ACTION ITEM => From the first line through the one containing "Space group Amm2;", restate the listing word for word, and give no other lines.

DATA SUPPLIED =>
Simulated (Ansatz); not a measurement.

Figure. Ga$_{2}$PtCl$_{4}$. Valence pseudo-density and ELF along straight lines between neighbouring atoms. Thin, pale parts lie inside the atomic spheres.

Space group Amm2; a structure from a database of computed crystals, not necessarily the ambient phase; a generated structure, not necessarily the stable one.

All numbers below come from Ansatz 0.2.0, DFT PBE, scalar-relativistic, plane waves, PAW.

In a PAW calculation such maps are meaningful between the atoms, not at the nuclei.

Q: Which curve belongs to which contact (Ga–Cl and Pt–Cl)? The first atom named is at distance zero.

WRITTEN SOLUTION =>
Simulated (Ansatz); not a measurement.

Figure. Ga$_{2}$PtCl$_{4}$. Valence pseudo-density and ELF along straight lines between neighbouring atoms. Thin, pale parts lie inside the atomic spheres.

Space group Amm2; a structure from a database of computed crystals, not necessarily the ambient phase; a generated structure, not necessarily the stable one.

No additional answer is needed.